Required action: Reply with each record repeated exactly.

Given entries:
Start of Block
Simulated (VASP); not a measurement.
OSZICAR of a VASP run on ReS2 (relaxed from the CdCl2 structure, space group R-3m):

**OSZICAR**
End of Block

Task result:
Simulated (VASP); not a measurement.
OSZICAR of a VASP run on ReS2 (relaxed from the CdCl2 structure, space group R-3m):

**OSZICAR**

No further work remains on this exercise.